● **Material provided**:
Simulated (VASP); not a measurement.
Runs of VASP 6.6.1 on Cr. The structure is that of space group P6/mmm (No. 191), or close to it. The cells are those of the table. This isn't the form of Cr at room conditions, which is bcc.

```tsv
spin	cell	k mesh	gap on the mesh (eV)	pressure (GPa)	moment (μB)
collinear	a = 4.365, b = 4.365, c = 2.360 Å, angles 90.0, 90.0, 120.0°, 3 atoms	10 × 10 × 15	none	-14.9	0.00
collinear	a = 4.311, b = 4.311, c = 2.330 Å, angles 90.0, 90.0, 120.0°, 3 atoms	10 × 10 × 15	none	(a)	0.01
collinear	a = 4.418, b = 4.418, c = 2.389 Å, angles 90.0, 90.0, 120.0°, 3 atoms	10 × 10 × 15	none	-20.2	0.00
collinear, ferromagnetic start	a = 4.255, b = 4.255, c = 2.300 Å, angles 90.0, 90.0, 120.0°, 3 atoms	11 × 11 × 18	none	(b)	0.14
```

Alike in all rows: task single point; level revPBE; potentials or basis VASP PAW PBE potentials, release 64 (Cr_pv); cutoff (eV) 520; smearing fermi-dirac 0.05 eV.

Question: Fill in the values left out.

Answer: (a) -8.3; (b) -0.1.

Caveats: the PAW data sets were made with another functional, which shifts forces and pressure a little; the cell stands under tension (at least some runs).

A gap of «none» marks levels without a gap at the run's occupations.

● **Exercise**: Exactly reproduce every record.

● **Worked solution**:
Simulated (VASP); not a measurement.
Runs of VASP 6.6.1 on Cr. The structure is that of space group P6/mmm (No. 191), or close to it. The cells are those of the table. This isn't the form of Cr at room conditions, which is bcc.

```tsv
spin	cell	k mesh	gap on the mesh (eV)	pressure (GPa)	moment (μB)
collinear	a = 4.365, b = 4.365, c = 2.360 Å, angles 90.0, 90.0, 120.0°, 3 atoms	10 × 10 × 15	none	-14.9	0.00
collinear	a = 4.311, b = 4.311, c = 2.330 Å, angles 90.0, 90.0, 120.0°, 3 atoms	10 × 10 × 15	none	(a)	0.01
collinear	a = 4.418, b = 4.418, c = 2.389 Å, angles 90.0, 90.0, 120.0°, 3 atoms	10 × 10 × 15	none	-20.2	0.00
collinear, ferromagnetic start	a = 4.255, b = 4.255, c = 2.300 Å, angles 90.0, 90.0, 120.0°, 3 atoms	11 × 11 × 18	none	(b)	0.14
```

Alike in all rows: task single point; level revPBE; potentials or basis VASP PAW PBE potentials, release 64 (Cr_pv); cutoff (eV) 520; smearing fermi-dirac 0.05 eV.

Question: Fill in the values left out.

Answer: (a) -8.3; (b) -0.1.

Caveats: the PAW data sets were made with another functional, which shifts forces and pressure a little; the cell stands under tension (at least some runs).

A gap of «none» marks levels without a gap at the run's occupations.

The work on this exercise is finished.